_Activity_
Every line in the records below between the one holding "The system is SiO." and the one holding "The input as", inclusive, is to be set down exactly; all other lines are to be left out.

_Records shown_
◆ ◆ ◆

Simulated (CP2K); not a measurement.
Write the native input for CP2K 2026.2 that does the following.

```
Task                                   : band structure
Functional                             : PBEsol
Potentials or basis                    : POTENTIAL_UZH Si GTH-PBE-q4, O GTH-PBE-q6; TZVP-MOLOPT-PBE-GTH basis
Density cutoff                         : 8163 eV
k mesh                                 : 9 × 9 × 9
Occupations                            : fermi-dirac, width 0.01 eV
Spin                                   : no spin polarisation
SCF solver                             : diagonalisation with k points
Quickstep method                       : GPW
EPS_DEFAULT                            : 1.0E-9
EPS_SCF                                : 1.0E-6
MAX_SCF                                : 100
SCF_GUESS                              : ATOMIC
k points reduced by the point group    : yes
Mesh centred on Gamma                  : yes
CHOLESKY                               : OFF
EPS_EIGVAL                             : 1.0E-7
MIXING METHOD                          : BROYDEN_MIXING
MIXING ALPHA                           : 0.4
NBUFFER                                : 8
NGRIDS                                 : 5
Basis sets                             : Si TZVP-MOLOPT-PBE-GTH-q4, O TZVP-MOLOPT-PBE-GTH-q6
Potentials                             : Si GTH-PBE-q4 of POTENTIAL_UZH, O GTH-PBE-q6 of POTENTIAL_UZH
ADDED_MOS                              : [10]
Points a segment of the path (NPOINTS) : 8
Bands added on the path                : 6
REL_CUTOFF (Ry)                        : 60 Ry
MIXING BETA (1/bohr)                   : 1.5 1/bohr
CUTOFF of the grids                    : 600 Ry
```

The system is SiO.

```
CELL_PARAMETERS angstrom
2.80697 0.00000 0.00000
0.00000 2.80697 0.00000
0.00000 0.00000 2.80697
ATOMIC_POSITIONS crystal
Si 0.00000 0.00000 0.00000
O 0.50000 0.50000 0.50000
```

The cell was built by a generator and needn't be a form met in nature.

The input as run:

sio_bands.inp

◆ ◆ ◆

_Exercise result_
The system is SiO.

```
CELL_PARAMETERS angstrom
2.80697 0.00000 0.00000
0.00000 2.80697 0.00000
0.00000 0.00000 2.80697
ATOMIC_POSITIONS crystal
Si 0.00000 0.00000 0.00000
O 0.50000 0.50000 0.50000
```

The cell was built by a generator and needn't be a form met in nature.

The input as run:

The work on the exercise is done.